EXCERPTED DATA –
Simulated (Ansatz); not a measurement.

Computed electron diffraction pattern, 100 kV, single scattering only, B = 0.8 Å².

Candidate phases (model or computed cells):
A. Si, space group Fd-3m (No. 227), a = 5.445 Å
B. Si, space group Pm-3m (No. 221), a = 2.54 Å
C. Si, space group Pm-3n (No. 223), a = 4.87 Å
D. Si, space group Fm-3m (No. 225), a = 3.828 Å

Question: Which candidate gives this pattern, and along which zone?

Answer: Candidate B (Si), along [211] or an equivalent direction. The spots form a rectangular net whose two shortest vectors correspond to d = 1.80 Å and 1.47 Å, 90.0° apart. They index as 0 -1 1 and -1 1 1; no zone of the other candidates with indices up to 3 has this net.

ACTIVITY –
Set down all of the entries again, keeping every line exactly as it is.

YOUR RESPONSE –
Simulated (Ansatz); not a measurement.

Computed electron diffraction pattern, 100 kV, single scattering only, B = 0.8 Å².

Candidate phases (model or computed cells):
A. Si, space group Fd-3m (No. 227), a = 5.445 Å
B. Si, space group Pm-3m (No. 221), a = 2.54 Å
C. Si, space group Pm-3n (No. 223), a = 4.87 Å
D. Si, space group Fm-3m (No. 225), a = 3.828 Å

Question: Which candidate gives this pattern, and along which zone?

Answer: Candidate B (Si), along [211] or an equivalent direction. The spots form a rectangular net whose two shortest vectors correspond to d = 1.80 Å and 1.47 Å, 90.0° apart. They index as 0 -1 1 and -1 1 1; no zone of the other candidates with indices up to 3 has this net.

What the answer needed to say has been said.